_Extracted information_:
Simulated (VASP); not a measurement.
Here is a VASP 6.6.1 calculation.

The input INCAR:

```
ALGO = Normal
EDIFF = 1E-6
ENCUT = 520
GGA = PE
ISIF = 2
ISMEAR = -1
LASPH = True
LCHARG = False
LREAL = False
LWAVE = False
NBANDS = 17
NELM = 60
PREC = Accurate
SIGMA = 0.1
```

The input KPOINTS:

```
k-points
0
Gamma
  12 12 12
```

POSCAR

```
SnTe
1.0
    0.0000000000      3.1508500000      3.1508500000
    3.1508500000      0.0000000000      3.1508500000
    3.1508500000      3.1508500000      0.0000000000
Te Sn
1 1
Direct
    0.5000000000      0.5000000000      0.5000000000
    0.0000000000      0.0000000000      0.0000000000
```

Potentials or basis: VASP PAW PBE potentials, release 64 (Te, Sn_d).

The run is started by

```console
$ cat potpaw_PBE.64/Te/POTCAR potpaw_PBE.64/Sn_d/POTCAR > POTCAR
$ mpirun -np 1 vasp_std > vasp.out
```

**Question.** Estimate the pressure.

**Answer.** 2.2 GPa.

_Exercise_: Print each entry above exactly as given.

_Written reply_:
Simulated (VASP); not a measurement.
Here is a VASP 6.6.1 calculation.

The input INCAR:

```
ALGO = Normal
EDIFF = 1E-6
ENCUT = 520
GGA = PE
ISIF = 2
ISMEAR = -1
LASPH = True
LCHARG = False
LREAL = False
LWAVE = False
NBANDS = 17
NELM = 60
PREC = Accurate
SIGMA = 0.1
```

The input KPOINTS:

```
k-points
0
Gamma
  12 12 12
```

POSCAR

```
SnTe
1.0
    0.0000000000      3.1508500000      3.1508500000
    3.1508500000      0.0000000000      3.1508500000
    3.1508500000      3.1508500000      0.0000000000
Te Sn
1 1
Direct
    0.5000000000      0.5000000000      0.5000000000
    0.0000000000      0.0000000000      0.0000000000
```

Potentials or basis: VASP PAW PBE potentials, release 64 (Te, Sn_d).

The run is started by

```console
$ cat potpaw_PBE.64/Te/POTCAR potpaw_PBE.64/Sn_d/POTCAR > POTCAR
$ mpirun -np 1 vasp_std > vasp.out
```

**Question.** Estimate the pressure.

**Answer.** 2.2 GPa.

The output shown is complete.